(Task item): Transcribe the entire listing exactly as it appears.

(Study material):
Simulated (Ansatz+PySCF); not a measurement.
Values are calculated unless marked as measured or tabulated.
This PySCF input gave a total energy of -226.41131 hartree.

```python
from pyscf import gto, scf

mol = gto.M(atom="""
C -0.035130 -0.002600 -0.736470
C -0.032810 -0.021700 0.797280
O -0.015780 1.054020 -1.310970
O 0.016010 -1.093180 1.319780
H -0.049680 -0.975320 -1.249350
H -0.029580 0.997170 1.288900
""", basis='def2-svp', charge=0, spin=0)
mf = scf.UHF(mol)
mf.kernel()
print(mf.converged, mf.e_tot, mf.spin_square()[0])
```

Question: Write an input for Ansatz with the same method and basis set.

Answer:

(Exercise solution):
Simulated (Ansatz+PySCF); not a measurement.
Values are calculated unless marked as measured or tabulated.
This PySCF input gave a total energy of -226.41131 hartree.

```python
from pyscf import gto, scf

mol = gto.M(atom="""
C -0.035130 -0.002600 -0.736470
C -0.032810 -0.021700 0.797280
O -0.015780 1.054020 -1.310970
O 0.016010 -1.093180 1.319780
H -0.049680 -0.975320 -1.249350
H -0.029580 0.997170 1.288900
""", basis='def2-svp', charge=0, spin=0)
mf = scf.UHF(mol)
mf.kernel()
print(mf.converged, mf.e_tot, mf.spin_square()[0])
```

Question: Write an input for Ansatz with the same method and basis set.

Answer:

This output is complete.